• [Material shown]
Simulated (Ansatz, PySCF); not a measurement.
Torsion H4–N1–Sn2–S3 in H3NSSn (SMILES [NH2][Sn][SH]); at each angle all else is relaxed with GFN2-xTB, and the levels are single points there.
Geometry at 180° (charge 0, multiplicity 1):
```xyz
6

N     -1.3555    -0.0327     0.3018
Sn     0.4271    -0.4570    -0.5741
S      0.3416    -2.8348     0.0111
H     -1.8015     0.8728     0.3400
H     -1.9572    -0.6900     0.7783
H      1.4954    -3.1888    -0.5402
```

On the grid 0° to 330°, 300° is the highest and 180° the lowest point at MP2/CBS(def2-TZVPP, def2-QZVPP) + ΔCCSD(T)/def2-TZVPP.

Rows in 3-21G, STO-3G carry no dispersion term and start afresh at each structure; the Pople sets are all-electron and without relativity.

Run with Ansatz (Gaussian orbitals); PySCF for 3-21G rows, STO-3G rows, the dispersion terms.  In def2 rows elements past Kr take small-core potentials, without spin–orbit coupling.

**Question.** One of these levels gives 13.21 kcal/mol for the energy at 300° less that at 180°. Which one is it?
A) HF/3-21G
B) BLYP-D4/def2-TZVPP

• [Brief] Retype only the lines above between the line with "Which one is it?" and the line with "A) HF/3-21G", counting those two lines as well, and keep every character as it is.

• [Response]
**Question.** One of these levels gives 13.21 kcal/mol for the energy at 300° less that at 180°. Which one is it?
A) HF/3-21G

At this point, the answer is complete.